EXERCISE:
Give back the entire listing exactly as it was provided.

DATASET EXTRACT:
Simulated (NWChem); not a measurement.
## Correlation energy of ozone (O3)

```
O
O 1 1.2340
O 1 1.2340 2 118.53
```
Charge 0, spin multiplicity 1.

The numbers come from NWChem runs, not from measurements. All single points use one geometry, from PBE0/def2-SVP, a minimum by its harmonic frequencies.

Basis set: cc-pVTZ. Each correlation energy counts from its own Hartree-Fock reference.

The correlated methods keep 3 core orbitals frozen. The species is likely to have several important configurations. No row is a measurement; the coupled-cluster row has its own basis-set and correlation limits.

WRITTEN RESPONSE:
Simulated (NWChem); not a measurement.
## Correlation energy of ozone (O3)

```
O
O 1 1.2340
O 1 1.2340 2 118.53
```
Charge 0, spin multiplicity 1.

The numbers come from NWChem runs, not from measurements. All single points use one geometry, from PBE0/def2-SVP, a minimum by its harmonic frequencies.

Basis set: cc-pVTZ. Each correlation energy counts from its own Hartree-Fock reference.

The correlated methods keep 3 core orbitals frozen. The species is likely to have several important configurations. No row is a measurement; the coupled-cluster row has its own basis-set and correlation limits.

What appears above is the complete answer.